From the first line to the last, reproduce the records exactly.

Extracted data:
Content starts
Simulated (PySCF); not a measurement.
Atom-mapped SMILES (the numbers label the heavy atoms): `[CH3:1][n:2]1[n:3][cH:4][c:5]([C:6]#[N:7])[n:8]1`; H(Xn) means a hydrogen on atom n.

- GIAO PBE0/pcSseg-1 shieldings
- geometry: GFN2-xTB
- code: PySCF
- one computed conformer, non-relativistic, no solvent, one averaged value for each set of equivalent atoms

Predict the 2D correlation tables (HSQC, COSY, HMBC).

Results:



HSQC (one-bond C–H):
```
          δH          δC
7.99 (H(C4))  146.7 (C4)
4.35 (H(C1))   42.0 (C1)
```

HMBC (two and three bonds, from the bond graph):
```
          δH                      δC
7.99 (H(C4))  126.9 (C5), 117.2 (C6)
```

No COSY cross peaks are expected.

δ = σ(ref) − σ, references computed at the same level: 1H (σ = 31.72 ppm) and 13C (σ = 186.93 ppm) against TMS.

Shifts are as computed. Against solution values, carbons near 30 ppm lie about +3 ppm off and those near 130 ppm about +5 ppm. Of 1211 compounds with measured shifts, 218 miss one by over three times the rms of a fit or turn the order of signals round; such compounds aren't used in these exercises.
Content ends

Exercise output:
Simulated (PySCF); not a measurement.
Atom-mapped SMILES (the numbers label the heavy atoms): `[CH3:1][n:2]1[n:3][cH:4][c:5]([C:6]#[N:7])[n:8]1`; H(Xn) means a hydrogen on atom n.

- GIAO PBE0/pcSseg-1 shieldings
- geometry: GFN2-xTB
- code: PySCF
- one computed conformer, non-relativistic, no solvent, one averaged value for each set of equivalent atoms

Predict the 2D correlation tables (HSQC, COSY, HMBC).

Results:



HSQC (one-bond C–H):
```
          δH          δC
7.99 (H(C4))  146.7 (C4)
4.35 (H(C1))   42.0 (C1)
```

HMBC (two and three bonds, from the bond graph):
```
          δH                      δC
7.99 (H(C4))  126.9 (C5), 117.2 (C6)
```

No COSY cross peaks are expected.

δ = σ(ref) − σ, references computed at the same level: 1H (σ = 31.72 ppm) and 13C (σ = 186.93 ppm) against TMS.

Shifts are as computed. Against solution values, carbons near 30 ppm lie about +3 ppm off and those near 130 ppm about +5 ppm. Of 1211 compounds with measured shifts, 218 miss one by over three times the rms of a fit or turn the order of signals round; such compounds aren't used in these exercises.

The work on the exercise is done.